◆ ◆ ◆ ◆ ◆ ◆ ◆

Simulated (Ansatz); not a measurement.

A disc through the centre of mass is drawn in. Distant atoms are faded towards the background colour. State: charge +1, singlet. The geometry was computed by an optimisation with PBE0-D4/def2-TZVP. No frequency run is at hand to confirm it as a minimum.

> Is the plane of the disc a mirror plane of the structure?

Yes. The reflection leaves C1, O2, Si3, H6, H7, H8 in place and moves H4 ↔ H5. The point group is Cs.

◆ ◆ ◆ ◆ ◆ ◆ ◆

▶ WORK REQUEST
Having read the material, set all of it down again without a single difference.

▶ PROBLEM SOLUTION
Simulated (Ansatz); not a measurement.

A disc through the centre of mass is drawn in. Distant atoms are faded towards the background colour. State: charge +1, singlet. The geometry was computed by an optimisation with PBE0-D4/def2-TZVP. No frequency run is at hand to confirm it as a minimum.

> Is the plane of the disc a mirror plane of the structure?

Yes. The reflection leaves C1, O2, Si3, H6, H7, H8 in place and moves H4 ↔ H5. The point group is Cs.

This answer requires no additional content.